=== DATA FOR REVIEW ===
- - -
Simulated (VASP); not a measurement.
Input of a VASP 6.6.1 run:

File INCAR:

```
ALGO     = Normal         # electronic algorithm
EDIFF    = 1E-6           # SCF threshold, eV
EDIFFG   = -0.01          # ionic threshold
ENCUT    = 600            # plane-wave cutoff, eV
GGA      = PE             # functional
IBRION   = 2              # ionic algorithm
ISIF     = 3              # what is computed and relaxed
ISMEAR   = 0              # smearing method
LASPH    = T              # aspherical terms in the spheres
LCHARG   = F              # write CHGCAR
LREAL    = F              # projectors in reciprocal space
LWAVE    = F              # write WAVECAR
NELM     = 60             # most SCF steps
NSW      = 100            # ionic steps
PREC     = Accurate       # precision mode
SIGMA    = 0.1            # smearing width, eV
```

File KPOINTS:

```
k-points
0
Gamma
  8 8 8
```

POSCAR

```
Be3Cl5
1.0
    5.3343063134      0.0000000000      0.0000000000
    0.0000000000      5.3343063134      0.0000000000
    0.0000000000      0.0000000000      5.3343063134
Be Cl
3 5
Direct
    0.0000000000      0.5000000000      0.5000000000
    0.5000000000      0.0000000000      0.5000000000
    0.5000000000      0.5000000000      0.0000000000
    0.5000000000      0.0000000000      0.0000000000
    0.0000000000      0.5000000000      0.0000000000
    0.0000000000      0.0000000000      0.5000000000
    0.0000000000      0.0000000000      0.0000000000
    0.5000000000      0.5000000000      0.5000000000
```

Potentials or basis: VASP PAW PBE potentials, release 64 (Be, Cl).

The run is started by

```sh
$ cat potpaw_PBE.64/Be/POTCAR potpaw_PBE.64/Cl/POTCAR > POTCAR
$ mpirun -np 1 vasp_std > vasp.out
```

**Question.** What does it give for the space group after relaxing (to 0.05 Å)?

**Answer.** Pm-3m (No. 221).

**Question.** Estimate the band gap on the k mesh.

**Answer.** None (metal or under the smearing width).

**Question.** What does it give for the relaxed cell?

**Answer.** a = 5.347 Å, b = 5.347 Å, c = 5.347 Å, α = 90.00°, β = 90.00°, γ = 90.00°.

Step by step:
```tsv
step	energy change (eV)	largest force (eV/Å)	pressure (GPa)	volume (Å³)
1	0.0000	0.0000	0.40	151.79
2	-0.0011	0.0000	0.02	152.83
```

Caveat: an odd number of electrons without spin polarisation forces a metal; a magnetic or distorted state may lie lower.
- - -

=== WORK REQUEST ===
Please output only the lines from the first line of the entries through the line with "the relaxed cell?", both included, exactly as written.

=== REPLY ===
Simulated (VASP); not a measurement.
Input of a VASP 6.6.1 run:

File INCAR:

```
ALGO     = Normal         # electronic algorithm
EDIFF    = 1E-6           # SCF threshold, eV
EDIFFG   = -0.01          # ionic threshold
ENCUT    = 600            # plane-wave cutoff, eV
GGA      = PE             # functional
IBRION   = 2              # ionic algorithm
ISIF     = 3              # what is computed and relaxed
ISMEAR   = 0              # smearing method
LASPH    = T              # aspherical terms in the spheres
LCHARG   = F              # write CHGCAR
LREAL    = F              # projectors in reciprocal space
LWAVE    = F              # write WAVECAR
NELM     = 60             # most SCF steps
NSW      = 100            # ionic steps
PREC     = Accurate       # precision mode
SIGMA    = 0.1            # smearing width, eV
```

File KPOINTS:

```
k-points
0
Gamma
  8 8 8
```

POSCAR

```
Be3Cl5
1.0
    5.3343063134      0.0000000000      0.0000000000
    0.0000000000      5.3343063134      0.0000000000
    0.0000000000      0.0000000000      5.3343063134
Be Cl
3 5
Direct
    0.0000000000      0.5000000000      0.5000000000
    0.5000000000      0.0000000000      0.5000000000
    0.5000000000      0.5000000000      0.0000000000
    0.5000000000      0.0000000000      0.0000000000
    0.0000000000      0.5000000000      0.0000000000
    0.0000000000      0.0000000000      0.5000000000
    0.0000000000      0.0000000000      0.0000000000
    0.5000000000      0.5000000000      0.5000000000
```

Potentials or basis: VASP PAW PBE potentials, release 64 (Be, Cl).

The run is started by

```sh
$ cat potpaw_PBE.64/Be/POTCAR potpaw_PBE.64/Cl/POTCAR > POTCAR
$ mpirun -np 1 vasp_std > vasp.out
```

**Question.** What does it give for the space group after relaxing (to 0.05 Å)?

**Answer.** Pm-3m (No. 221).

**Question.** Estimate the band gap on the k mesh.

**Answer.** None (metal or under the smearing width).

**Question.** What does it give for the relaxed cell?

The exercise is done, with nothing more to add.